Reproduce exactly, from the data that follows, the line with "How well does", the line with "One periodic cell", and every line that lies between them.

### Data:
╭──
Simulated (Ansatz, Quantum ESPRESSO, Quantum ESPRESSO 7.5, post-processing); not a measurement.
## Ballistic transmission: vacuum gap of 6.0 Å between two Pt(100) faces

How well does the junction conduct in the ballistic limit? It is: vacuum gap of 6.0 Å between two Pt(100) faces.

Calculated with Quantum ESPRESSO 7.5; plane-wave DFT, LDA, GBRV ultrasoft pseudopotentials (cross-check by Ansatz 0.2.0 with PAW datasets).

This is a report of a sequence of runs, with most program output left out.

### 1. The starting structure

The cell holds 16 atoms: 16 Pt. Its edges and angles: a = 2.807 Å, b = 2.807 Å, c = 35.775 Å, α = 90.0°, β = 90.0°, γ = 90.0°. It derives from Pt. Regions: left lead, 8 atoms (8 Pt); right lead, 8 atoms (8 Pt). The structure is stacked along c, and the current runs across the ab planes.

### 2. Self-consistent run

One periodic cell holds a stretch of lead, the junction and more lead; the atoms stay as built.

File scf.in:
╰──

### Task output:
How well does the junction conduct in the ballistic limit? It is: vacuum gap of 6.0 Å between two Pt(100) faces.

Calculated with Quantum ESPRESSO 7.5; plane-wave DFT, LDA, GBRV ultrasoft pseudopotentials (cross-check by Ansatz 0.2.0 with PAW datasets).

This is a report of a sequence of runs, with most program output left out.

### 1. The starting structure

The cell holds 16 atoms: 16 Pt. Its edges and angles: a = 2.807 Å, b = 2.807 Å, c = 35.775 Å, α = 90.0°, β = 90.0°, γ = 90.0°. It derives from Pt. Regions: left lead, 8 atoms (8 Pt); right lead, 8 atoms (8 Pt). The structure is stacked along c, and the current runs across the ab planes.

### 2. Self-consistent run

One periodic cell holds a stretch of lead, the junction and more lead; the atoms stay as built.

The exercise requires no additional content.